## REQUIREMENT:
Repeat the listing beneath this line exactly, keeping every character.

◇ ◇ ◇

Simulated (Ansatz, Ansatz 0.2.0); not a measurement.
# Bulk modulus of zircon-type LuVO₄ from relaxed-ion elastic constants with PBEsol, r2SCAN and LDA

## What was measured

◇ ◇ ◇

## EXERCISE SOLUTION:
Simulated (Ansatz, Ansatz 0.2.0); not a measurement.
# Bulk modulus of zircon-type LuVO₄ from relaxed-ion elastic constants with PBEsol, r2SCAN and LDA

## What was measured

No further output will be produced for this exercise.